> _Activity_: Would you please retype, exactly, the lines of the listing below between the line with "VASP | Ansatz |" and the line with "from the codes.", inclusive?

○ ○ ○ ○ ○ ○ ○
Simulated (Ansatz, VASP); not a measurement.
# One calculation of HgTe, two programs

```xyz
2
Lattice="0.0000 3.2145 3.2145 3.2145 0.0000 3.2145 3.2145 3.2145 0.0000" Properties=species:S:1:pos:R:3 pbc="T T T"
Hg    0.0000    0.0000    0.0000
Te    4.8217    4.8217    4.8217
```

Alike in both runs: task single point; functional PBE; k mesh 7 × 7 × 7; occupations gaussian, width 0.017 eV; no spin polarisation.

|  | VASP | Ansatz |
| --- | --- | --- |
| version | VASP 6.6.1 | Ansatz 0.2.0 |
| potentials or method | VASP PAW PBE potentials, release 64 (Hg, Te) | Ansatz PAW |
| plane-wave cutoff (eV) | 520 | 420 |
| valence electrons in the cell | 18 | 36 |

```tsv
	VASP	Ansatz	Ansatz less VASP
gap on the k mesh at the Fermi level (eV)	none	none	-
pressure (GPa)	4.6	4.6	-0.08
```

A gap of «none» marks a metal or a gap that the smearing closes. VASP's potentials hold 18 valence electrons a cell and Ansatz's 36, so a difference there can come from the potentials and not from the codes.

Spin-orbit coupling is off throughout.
○ ○ ○ ○ ○ ○ ○

> _Written response_:
|  | VASP | Ansatz |
| --- | --- | --- |
| version | VASP 6.6.1 | Ansatz 0.2.0 |
| potentials or method | VASP PAW PBE potentials, release 64 (Hg, Te) | Ansatz PAW |
| plane-wave cutoff (eV) | 520 | 420 |
| valence electrons in the cell | 18 | 36 |

```tsv
	VASP	Ansatz	Ansatz less VASP
gap on the k mesh at the Fermi level (eV)	none	none	-
pressure (GPa)	4.6	4.6	-0.08
```

A gap of «none» marks a metal or a gap that the smearing closes. VASP's potentials hold 18 valence electrons a cell and Ansatz's 36, so a difference there can come from the potentials and not from the codes.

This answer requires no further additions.